Record extracts:
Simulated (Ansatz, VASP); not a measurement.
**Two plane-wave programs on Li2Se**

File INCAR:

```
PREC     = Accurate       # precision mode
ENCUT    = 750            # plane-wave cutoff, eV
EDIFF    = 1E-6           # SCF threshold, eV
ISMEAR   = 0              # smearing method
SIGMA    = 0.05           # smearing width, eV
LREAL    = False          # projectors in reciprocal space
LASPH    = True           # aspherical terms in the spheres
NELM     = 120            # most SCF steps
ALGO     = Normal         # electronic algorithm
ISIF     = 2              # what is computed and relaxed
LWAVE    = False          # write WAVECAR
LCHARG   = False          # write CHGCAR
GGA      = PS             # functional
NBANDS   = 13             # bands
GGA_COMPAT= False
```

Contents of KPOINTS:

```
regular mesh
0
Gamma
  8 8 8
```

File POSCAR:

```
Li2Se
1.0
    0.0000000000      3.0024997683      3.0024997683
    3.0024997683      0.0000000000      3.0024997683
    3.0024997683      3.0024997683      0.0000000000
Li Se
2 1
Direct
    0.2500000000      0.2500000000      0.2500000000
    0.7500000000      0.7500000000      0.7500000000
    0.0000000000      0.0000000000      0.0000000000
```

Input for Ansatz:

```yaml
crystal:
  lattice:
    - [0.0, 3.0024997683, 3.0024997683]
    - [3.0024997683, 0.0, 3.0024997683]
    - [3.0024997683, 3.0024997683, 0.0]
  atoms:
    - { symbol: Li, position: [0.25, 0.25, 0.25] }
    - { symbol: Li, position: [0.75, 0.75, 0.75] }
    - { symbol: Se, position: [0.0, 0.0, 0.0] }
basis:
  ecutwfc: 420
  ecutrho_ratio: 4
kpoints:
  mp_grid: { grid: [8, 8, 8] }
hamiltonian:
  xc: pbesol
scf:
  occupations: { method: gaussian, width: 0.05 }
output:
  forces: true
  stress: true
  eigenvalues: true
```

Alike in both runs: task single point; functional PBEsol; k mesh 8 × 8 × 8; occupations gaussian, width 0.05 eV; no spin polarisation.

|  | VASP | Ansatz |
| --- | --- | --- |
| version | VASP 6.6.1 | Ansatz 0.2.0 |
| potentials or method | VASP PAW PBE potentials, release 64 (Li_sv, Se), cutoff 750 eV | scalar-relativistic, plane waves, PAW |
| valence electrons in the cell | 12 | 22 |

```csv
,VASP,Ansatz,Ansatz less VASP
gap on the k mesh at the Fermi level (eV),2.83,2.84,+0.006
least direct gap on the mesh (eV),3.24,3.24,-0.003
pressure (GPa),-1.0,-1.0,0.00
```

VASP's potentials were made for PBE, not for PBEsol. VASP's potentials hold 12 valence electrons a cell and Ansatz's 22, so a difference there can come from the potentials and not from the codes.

Work order:
The response must repeat exactly the lines from the top of the material through the line containing "Ansatz 0.2.0 |", both included, with no other output.

Answer area:
Simulated (Ansatz, VASP); not a measurement.
**Two plane-wave programs on Li2Se**

File INCAR:

```
PREC     = Accurate       # precision mode
ENCUT    = 750            # plane-wave cutoff, eV
EDIFF    = 1E-6           # SCF threshold, eV
ISMEAR   = 0              # smearing method
SIGMA    = 0.05           # smearing width, eV
LREAL    = False          # projectors in reciprocal space
LASPH    = True           # aspherical terms in the spheres
NELM     = 120            # most SCF steps
ALGO     = Normal         # electronic algorithm
ISIF     = 2              # what is computed and relaxed
LWAVE    = False          # write WAVECAR
LCHARG   = False          # write CHGCAR
GGA      = PS             # functional
NBANDS   = 13             # bands
GGA_COMPAT= False
```

Contents of KPOINTS:

```
regular mesh
0
Gamma
  8 8 8
```

File POSCAR:

```
Li2Se
1.0
    0.0000000000      3.0024997683      3.0024997683
    3.0024997683      0.0000000000      3.0024997683
    3.0024997683      3.0024997683      0.0000000000
Li Se
2 1
Direct
    0.2500000000      0.2500000000      0.2500000000
    0.7500000000      0.7500000000      0.7500000000
    0.0000000000      0.0000000000      0.0000000000
```

Input for Ansatz:

```yaml
crystal:
  lattice:
    - [0.0, 3.0024997683, 3.0024997683]
    - [3.0024997683, 0.0, 3.0024997683]
    - [3.0024997683, 3.0024997683, 0.0]
  atoms:
    - { symbol: Li, position: [0.25, 0.25, 0.25] }
    - { symbol: Li, position: [0.75, 0.75, 0.75] }
    - { symbol: Se, position: [0.0, 0.0, 0.0] }
basis:
  ecutwfc: 420
  ecutrho_ratio: 4
kpoints:
  mp_grid: { grid: [8, 8, 8] }
hamiltonian:
  xc: pbesol
scf:
  occupations: { method: gaussian, width: 0.05 }
output:
  forces: true
  stress: true
  eigenvalues: true
```

Alike in both runs: task single point; functional PBEsol; k mesh 8 × 8 × 8; occupations gaussian, width 0.05 eV; no spin polarisation.

|  | VASP | Ansatz |
| --- | --- | --- |
| version | VASP 6.6.1 | Ansatz 0.2.0 |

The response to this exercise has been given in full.